Start of Source data
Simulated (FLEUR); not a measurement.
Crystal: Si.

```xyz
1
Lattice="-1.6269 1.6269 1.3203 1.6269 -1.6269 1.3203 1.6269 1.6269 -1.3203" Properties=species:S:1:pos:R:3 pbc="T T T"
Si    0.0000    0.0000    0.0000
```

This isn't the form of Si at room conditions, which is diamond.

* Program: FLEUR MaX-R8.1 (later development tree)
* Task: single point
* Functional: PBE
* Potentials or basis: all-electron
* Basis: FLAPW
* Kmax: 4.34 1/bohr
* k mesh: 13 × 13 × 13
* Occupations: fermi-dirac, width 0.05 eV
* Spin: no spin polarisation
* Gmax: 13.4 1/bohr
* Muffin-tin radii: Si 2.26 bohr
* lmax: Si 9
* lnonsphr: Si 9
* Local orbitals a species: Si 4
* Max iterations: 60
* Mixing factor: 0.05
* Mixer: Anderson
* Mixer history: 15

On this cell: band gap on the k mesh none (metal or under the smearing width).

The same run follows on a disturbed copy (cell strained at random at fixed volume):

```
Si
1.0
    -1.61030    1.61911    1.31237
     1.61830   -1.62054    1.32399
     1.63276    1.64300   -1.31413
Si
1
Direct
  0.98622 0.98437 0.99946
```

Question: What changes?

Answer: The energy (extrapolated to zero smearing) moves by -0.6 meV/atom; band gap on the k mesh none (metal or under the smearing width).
End of Source data

*Required action*. Return only the lines spanning from the first line of the material through the line with "Mixer history: 15", copied exactly, both ends kept.

*Your solution*.
Simulated (FLEUR); not a measurement.
Crystal: Si.

```xyz
1
Lattice="-1.6269 1.6269 1.3203 1.6269 -1.6269 1.3203 1.6269 1.6269 -1.3203" Properties=species:S:1:pos:R:3 pbc="T T T"
Si    0.0000    0.0000    0.0000
```

This isn't the form of Si at room conditions, which is diamond.

* Program: FLEUR MaX-R8.1 (later development tree)
* Task: single point
* Functional: PBE
* Potentials or basis: all-electron
* Basis: FLAPW
* Kmax: 4.34 1/bohr
* k mesh: 13 × 13 × 13
* Occupations: fermi-dirac, width 0.05 eV
* Spin: no spin polarisation
* Gmax: 13.4 1/bohr
* Muffin-tin radii: Si 2.26 bohr
* lmax: Si 9
* lnonsphr: Si 9
* Local orbitals a species: Si 4
* Max iterations: 60
* Mixing factor: 0.05
* Mixer: Anderson
* Mixer history: 15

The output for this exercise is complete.